Exercise ▸
Please copy out the entries until you have copied the line that contains "NICS = −σ at", beginning with the first line.

━━━━━━━━━━━━━━━━━━━━━━━━━━━━━━
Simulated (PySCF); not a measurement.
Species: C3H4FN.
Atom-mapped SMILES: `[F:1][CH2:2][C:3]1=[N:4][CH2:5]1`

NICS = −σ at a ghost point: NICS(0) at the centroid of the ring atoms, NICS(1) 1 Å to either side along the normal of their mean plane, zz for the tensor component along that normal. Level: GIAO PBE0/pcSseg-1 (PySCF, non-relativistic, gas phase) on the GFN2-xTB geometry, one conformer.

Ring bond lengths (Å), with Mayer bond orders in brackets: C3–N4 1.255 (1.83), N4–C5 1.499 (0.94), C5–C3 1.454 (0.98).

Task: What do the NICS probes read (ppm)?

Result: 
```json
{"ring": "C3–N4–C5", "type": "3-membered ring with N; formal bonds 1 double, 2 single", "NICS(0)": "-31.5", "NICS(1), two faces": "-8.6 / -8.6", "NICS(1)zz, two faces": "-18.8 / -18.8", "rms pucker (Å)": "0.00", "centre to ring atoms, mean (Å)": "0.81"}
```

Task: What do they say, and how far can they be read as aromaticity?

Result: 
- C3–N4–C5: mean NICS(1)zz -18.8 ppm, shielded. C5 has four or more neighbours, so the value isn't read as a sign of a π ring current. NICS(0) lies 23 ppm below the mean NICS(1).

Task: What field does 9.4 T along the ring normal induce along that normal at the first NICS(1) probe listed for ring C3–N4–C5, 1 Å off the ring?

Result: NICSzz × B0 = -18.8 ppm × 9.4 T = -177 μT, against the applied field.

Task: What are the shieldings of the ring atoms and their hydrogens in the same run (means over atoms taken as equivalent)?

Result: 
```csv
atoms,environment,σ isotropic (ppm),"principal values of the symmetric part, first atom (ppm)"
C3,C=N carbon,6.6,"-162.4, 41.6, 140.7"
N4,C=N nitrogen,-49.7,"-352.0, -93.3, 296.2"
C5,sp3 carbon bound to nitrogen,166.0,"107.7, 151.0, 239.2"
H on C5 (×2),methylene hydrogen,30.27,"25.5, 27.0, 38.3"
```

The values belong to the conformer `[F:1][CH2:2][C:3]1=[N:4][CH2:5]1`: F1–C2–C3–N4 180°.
━━━━━━━━━━━━━━━━━━━━━━━━━━━━━━

Your solution ▸
Simulated (PySCF); not a measurement.
Species: C3H4FN.
Atom-mapped SMILES: `[F:1][CH2:2][C:3]1=[N:4][CH2:5]1`

NICS = −σ at a ghost point: NICS(0) at the centroid of the ring atoms, NICS(1) 1 Å to either side along the normal of their mean plane, zz for the tensor component along that normal. Level: GIAO PBE0/pcSseg-1 (PySCF, non-relativistic, gas phase) on the GFN2-xTB geometry, one conformer.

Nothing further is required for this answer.